-------- Material supplied --------
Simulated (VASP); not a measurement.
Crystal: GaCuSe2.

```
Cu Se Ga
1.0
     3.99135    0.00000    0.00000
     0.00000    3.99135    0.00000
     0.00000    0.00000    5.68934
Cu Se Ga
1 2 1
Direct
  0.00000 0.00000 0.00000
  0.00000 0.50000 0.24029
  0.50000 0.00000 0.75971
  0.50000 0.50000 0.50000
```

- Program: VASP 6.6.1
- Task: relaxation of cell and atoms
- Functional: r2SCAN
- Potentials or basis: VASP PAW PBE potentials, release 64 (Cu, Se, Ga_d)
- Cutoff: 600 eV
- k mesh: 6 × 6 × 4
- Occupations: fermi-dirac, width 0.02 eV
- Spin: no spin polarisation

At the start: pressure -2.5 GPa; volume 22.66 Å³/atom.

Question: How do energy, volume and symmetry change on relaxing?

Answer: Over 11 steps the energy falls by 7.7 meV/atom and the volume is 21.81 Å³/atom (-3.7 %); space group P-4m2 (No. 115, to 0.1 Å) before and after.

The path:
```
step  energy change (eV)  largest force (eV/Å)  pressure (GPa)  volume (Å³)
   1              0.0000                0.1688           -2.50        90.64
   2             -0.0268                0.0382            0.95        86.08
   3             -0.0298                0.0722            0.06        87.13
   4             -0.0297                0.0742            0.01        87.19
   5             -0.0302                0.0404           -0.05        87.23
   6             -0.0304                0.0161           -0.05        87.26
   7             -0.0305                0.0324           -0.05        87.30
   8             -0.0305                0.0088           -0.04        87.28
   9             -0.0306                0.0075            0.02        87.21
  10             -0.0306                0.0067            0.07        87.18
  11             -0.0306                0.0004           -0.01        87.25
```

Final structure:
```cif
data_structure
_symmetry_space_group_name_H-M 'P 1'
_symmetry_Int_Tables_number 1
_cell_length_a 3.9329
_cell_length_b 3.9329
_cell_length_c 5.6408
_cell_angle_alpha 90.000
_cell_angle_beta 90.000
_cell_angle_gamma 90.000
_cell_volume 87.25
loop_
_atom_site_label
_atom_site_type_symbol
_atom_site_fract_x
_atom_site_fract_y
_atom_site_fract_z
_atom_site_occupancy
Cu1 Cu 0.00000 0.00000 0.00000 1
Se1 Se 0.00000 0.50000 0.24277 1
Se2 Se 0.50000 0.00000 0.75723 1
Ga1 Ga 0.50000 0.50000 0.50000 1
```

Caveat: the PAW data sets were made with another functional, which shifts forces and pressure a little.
--------

Return the entries above unchanged, starting at the first line and stopping after the line with "- Functional: r2SCAN".

Task result
Simulated (VASP); not a measurement.
Crystal: GaCuSe2.

```
Cu Se Ga
1.0
     3.99135    0.00000    0.00000
     0.00000    3.99135    0.00000
     0.00000    0.00000    5.68934
Cu Se Ga
1 2 1
Direct
  0.00000 0.00000 0.00000
  0.00000 0.50000 0.24029
  0.50000 0.00000 0.75971
  0.50000 0.50000 0.50000
```

- Program: VASP 6.6.1
- Task: relaxation of cell and atoms
- Functional: r2SCAN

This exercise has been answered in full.